**ENTRIES SUPPLIED**
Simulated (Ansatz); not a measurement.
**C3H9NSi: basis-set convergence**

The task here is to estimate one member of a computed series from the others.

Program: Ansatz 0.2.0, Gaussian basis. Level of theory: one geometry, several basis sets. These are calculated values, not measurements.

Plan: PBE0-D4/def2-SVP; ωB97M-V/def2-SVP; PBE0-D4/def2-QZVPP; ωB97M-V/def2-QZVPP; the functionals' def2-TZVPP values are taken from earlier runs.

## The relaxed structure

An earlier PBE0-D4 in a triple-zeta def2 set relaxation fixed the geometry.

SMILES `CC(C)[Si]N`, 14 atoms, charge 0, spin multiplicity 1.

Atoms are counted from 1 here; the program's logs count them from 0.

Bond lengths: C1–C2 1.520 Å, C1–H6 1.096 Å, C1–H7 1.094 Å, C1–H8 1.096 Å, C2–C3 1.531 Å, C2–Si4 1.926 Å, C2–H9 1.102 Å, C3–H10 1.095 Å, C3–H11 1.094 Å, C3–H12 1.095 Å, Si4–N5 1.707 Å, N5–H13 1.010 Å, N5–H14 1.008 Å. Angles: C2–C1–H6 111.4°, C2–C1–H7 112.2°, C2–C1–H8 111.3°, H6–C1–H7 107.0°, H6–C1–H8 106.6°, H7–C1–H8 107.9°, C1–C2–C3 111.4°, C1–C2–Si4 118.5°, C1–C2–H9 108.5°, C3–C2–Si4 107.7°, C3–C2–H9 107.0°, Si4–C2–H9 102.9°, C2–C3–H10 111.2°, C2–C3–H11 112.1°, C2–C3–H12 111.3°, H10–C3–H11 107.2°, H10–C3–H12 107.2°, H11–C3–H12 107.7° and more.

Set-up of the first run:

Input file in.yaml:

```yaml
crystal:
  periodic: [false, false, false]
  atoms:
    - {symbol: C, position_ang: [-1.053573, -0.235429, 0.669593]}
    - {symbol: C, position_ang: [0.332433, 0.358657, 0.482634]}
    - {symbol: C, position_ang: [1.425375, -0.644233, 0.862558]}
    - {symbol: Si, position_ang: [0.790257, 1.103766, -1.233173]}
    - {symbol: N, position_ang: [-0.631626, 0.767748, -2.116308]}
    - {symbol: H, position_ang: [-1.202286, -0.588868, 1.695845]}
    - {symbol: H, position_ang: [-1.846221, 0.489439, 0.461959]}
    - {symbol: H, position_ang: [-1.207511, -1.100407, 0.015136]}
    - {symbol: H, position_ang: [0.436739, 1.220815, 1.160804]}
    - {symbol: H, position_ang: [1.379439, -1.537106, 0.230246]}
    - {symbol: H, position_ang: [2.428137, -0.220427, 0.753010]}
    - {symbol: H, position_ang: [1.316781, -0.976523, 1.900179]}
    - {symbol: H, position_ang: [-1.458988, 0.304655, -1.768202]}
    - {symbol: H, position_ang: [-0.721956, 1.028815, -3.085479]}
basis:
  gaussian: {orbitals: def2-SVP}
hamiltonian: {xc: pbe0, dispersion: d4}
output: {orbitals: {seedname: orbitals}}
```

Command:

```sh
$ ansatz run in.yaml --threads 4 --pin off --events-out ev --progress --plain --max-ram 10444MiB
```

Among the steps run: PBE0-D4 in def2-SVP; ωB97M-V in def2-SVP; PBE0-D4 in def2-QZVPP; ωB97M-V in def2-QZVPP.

**EXERCISE**
Look through the entries above and quote exactly the lines from the line with "The task here" to the line with "Atoms are counted", counting both of those lines.

**EXERCISE ANSWER**
The task here is to estimate one member of a computed series from the others.

Program: Ansatz 0.2.0, Gaussian basis. Level of theory: one geometry, several basis sets. These are calculated values, not measurements.

Plan: PBE0-D4/def2-SVP; ωB97M-V/def2-SVP; PBE0-D4/def2-QZVPP; ωB97M-V/def2-QZVPP; the functionals' def2-TZVPP values are taken from earlier runs.

## The relaxed structure

An earlier PBE0-D4 in a triple-zeta def2 set relaxation fixed the geometry.

SMILES `CC(C)[Si]N`, 14 atoms, charge 0, spin multiplicity 1.

Atoms are counted from 1 here; the program's logs count them from 0.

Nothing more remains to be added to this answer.